DATASET CONTENT:
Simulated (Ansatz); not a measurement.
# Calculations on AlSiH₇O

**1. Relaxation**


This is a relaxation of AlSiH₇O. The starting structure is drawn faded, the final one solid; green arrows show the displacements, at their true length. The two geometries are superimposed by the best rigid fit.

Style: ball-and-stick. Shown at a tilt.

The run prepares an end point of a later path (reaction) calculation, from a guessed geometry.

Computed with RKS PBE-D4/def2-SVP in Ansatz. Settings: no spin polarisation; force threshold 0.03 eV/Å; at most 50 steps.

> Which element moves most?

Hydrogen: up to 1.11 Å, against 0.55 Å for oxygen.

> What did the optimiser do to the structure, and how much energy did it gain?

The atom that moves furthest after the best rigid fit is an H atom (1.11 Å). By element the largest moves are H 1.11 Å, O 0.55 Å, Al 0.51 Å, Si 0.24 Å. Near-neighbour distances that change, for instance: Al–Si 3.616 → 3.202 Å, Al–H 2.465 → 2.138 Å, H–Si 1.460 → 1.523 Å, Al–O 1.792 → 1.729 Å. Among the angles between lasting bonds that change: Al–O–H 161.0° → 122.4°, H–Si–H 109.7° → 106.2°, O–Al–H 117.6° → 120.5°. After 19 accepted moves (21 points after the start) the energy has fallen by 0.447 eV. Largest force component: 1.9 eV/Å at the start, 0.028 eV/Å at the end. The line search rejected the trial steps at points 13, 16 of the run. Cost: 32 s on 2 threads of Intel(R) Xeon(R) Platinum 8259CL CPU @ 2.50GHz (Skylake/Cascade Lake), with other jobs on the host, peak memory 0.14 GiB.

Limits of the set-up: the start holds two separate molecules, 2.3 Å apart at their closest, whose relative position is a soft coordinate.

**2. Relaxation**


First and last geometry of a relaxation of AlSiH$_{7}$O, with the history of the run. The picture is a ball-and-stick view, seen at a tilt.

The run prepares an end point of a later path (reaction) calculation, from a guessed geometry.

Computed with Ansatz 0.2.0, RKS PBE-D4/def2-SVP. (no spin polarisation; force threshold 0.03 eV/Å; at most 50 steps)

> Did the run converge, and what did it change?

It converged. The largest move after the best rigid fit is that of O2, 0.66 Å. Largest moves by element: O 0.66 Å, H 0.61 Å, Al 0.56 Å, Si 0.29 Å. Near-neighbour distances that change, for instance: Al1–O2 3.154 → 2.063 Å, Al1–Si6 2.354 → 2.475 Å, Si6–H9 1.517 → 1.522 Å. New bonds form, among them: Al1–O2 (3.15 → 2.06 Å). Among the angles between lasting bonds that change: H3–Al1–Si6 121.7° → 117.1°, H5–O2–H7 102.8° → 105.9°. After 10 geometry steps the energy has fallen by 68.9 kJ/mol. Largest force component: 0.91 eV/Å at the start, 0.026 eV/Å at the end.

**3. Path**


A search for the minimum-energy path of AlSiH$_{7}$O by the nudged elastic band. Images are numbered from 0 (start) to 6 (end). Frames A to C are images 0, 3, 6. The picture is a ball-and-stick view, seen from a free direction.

REQUIREMENT: Using the data above, restate word for word the lines from its opening line through the line that contains "did it gain?", and no more.

TASK ANSWER:
Simulated (Ansatz); not a measurement.
# Calculations on AlSiH₇O

**1. Relaxation**


This is a relaxation of AlSiH₇O. The starting structure is drawn faded, the final one solid; green arrows show the displacements, at their true length. The two geometries are superimposed by the best rigid fit.

Style: ball-and-stick. Shown at a tilt.

The run prepares an end point of a later path (reaction) calculation, from a guessed geometry.

Computed with RKS PBE-D4/def2-SVP in Ansatz. Settings: no spin polarisation; force threshold 0.03 eV/Å; at most 50 steps.

> Which element moves most?

Hydrogen: up to 1.11 Å, against 0.55 Å for oxygen.

> What did the optimiser do to the structure, and how much energy did it gain?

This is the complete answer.